Segment Open

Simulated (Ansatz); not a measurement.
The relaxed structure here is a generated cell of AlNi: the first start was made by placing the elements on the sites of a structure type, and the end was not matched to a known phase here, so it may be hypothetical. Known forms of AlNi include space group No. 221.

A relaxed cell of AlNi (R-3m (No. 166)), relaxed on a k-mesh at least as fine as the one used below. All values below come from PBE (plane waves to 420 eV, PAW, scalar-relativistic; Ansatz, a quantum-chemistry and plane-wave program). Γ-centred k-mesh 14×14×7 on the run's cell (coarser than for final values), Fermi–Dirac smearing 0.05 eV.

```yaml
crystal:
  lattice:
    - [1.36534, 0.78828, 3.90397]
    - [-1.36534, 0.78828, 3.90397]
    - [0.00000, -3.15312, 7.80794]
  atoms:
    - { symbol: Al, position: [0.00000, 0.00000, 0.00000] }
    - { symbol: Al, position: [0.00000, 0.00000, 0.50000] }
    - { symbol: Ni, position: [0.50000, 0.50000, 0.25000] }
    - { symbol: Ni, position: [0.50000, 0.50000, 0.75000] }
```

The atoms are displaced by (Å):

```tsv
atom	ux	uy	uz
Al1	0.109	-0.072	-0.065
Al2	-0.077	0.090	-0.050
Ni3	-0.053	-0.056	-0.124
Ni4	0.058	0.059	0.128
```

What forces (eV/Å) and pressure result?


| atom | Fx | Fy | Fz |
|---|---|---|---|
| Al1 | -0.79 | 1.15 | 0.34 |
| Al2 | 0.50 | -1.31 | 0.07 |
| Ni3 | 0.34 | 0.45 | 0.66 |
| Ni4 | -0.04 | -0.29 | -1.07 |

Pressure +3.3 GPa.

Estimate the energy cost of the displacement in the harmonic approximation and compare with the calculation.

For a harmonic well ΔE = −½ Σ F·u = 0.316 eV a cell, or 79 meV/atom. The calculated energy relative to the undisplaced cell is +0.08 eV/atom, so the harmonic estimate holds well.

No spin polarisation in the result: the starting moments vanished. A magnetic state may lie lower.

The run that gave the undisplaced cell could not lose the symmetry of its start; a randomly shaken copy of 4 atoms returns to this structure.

Segment Closed

With the line containing "The relaxed structure" as the last one, please set down exactly the lines of the records above from their very first line, and nothing more.

Simulated (Ansatz); not a measurement.
The relaxed structure here is a generated cell of AlNi: the first start was made by placing the elements on the sites of a structure type, and the end was not matched to a known phase here, so it may be hypothetical. Known forms of AlNi include space group No. 221.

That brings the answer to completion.